- [ACTION ITEM]:
All lines up to and including the one that contains "Panel (a) is" are to be transcribed exactly, starting from the first line of the records.

(Beginning of INFORMATION SUPPLIED)

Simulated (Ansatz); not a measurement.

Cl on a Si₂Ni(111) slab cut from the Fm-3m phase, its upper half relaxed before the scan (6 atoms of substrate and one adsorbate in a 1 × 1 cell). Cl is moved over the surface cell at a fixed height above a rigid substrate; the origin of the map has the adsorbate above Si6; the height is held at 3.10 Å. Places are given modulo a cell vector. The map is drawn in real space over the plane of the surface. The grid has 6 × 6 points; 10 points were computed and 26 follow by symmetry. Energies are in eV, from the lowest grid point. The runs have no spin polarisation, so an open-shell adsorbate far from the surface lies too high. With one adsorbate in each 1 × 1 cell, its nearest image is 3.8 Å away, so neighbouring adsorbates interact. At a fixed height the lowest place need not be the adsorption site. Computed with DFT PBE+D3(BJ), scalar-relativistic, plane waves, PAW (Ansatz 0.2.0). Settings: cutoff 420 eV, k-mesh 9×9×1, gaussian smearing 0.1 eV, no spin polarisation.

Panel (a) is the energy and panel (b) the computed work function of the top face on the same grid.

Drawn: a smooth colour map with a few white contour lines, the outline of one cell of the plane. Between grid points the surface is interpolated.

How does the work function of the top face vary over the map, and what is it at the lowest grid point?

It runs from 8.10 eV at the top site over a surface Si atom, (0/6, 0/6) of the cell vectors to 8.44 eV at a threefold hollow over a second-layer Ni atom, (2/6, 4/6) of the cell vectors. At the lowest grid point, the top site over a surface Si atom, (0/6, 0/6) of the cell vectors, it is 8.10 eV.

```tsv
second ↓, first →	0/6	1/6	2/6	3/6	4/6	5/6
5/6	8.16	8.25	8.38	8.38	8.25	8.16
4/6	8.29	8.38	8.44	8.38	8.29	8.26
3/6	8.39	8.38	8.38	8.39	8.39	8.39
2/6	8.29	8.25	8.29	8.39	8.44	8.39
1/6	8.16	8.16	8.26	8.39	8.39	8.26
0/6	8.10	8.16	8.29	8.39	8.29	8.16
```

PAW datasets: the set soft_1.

(End of INFORMATION SUPPLIED)

- [ANSWER SECTION]:
Simulated (Ansatz); not a measurement.

Cl on a Si₂Ni(111) slab cut from the Fm-3m phase, its upper half relaxed before the scan (6 atoms of substrate and one adsorbate in a 1 × 1 cell). Cl is moved over the surface cell at a fixed height above a rigid substrate; the origin of the map has the adsorbate above Si6; the height is held at 3.10 Å. Places are given modulo a cell vector. The map is drawn in real space over the plane of the surface. The grid has 6 × 6 points; 10 points were computed and 26 follow by symmetry. Energies are in eV, from the lowest grid point. The runs have no spin polarisation, so an open-shell adsorbate far from the surface lies too high. With one adsorbate in each 1 × 1 cell, its nearest image is 3.8 Å away, so neighbouring adsorbates interact. At a fixed height the lowest place need not be the adsorption site. Computed with DFT PBE+D3(BJ), scalar-relativistic, plane waves, PAW (Ansatz 0.2.0). Settings: cutoff 420 eV, k-mesh 9×9×1, gaussian smearing 0.1 eV, no spin polarisation.

Panel (a) is the energy and panel (b) the computed work function of the top face on the same grid.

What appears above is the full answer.